=== EXERCISE ===
Take the entries below and print, exactly, the stretch from the line containing "# One calculation of Zr2Pd2Se, two programs" through the line containing "Result: gap on", both included.

=== GIVEN RECORDS ===
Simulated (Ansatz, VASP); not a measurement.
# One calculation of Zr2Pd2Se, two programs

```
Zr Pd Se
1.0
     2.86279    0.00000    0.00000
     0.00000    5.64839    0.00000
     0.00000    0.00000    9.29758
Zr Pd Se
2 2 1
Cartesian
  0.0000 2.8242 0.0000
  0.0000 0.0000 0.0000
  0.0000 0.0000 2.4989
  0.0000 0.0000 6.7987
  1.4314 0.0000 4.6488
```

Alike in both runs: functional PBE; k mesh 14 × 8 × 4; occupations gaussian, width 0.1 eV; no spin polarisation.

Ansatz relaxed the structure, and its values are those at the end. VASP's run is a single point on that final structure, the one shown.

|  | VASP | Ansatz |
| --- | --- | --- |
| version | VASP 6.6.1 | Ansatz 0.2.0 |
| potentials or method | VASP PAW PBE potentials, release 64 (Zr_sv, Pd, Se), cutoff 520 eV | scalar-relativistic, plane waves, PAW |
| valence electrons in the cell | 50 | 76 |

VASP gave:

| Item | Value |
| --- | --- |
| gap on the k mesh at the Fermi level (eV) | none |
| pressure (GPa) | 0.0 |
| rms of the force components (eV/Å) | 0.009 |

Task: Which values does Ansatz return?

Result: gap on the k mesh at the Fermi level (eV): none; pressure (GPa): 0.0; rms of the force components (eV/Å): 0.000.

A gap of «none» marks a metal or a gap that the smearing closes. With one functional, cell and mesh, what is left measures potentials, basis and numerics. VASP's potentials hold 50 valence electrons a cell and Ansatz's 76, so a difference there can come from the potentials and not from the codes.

=== WRITTEN REPLY ===
# One calculation of Zr2Pd2Se, two programs

```
Zr Pd Se
1.0
     2.86279    0.00000    0.00000
     0.00000    5.64839    0.00000
     0.00000    0.00000    9.29758
Zr Pd Se
2 2 1
Cartesian
  0.0000 2.8242 0.0000
  0.0000 0.0000 0.0000
  0.0000 0.0000 2.4989
  0.0000 0.0000 6.7987
  1.4314 0.0000 4.6488
```

Alike in both runs: functional PBE; k mesh 14 × 8 × 4; occupations gaussian, width 0.1 eV; no spin polarisation.

Ansatz relaxed the structure, and its values are those at the end. VASP's run is a single point on that final structure, the one shown.

|  | VASP | Ansatz |
| --- | --- | --- |
| version | VASP 6.6.1 | Ansatz 0.2.0 |
| potentials or method | VASP PAW PBE potentials, release 64 (Zr_sv, Pd, Se), cutoff 520 eV | scalar-relativistic, plane waves, PAW |
| valence electrons in the cell | 50 | 76 |

VASP gave:

| Item | Value |
| --- | --- |
| gap on the k mesh at the Fermi level (eV) | none |
| pressure (GPa) | 0.0 |
| rms of the force components (eV/Å) | 0.009 |

Task: Which values does Ansatz return?

Result: gap on the k mesh at the Fermi level (eV): none; pressure (GPa): 0.0; rms of the force components (eV/Å): 0.000.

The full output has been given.